Work item: Beginning with the first line of the data below, extract each line up to and including the one containing "These are results". Copy them exactly and add nothing.

#### The data

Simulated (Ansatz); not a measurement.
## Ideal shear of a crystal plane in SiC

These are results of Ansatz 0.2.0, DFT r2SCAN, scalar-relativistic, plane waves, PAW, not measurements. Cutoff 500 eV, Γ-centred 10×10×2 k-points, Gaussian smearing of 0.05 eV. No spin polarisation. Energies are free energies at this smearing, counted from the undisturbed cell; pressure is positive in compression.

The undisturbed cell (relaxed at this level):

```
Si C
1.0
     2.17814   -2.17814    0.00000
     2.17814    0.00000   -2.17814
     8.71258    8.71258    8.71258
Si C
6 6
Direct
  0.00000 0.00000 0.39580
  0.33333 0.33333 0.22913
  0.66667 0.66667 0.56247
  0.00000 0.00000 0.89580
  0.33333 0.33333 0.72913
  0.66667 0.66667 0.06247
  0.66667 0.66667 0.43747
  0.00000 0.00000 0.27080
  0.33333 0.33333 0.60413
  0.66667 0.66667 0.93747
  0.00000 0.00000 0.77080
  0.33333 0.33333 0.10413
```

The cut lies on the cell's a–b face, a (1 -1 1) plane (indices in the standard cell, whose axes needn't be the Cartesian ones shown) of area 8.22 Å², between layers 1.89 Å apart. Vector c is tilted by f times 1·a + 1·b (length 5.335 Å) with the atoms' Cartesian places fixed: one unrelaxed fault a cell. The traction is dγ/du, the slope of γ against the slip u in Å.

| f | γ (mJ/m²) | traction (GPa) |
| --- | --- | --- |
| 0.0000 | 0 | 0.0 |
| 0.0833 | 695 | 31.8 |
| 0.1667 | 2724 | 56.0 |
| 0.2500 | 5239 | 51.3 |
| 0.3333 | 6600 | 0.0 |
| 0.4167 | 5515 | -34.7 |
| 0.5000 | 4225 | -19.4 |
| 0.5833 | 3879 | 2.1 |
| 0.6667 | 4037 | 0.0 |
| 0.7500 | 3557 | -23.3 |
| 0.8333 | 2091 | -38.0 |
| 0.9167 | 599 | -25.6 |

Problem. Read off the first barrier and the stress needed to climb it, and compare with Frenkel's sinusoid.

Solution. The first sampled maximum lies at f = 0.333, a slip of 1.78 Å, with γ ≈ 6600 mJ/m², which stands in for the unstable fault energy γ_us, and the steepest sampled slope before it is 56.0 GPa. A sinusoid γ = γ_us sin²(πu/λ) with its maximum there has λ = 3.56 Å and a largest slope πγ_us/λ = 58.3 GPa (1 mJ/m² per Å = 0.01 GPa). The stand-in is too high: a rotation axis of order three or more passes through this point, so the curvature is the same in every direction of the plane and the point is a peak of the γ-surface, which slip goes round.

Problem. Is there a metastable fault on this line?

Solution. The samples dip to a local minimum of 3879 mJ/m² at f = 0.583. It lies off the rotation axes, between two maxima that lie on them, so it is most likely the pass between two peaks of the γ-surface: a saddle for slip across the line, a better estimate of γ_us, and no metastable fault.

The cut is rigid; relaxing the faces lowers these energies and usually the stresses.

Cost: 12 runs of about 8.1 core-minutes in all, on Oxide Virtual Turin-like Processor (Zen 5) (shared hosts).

########

Written response:
Simulated (Ansatz); not a measurement.
## Ideal shear of a crystal plane in SiC

These are results of Ansatz 0.2.0, DFT r2SCAN, scalar-relativistic, plane waves, PAW, not measurements. Cutoff 500 eV, Γ-centred 10×10×2 k-points, Gaussian smearing of 0.05 eV. No spin polarisation. Energies are free energies at this smearing, counted from the undisturbed cell; pressure is positive in compression.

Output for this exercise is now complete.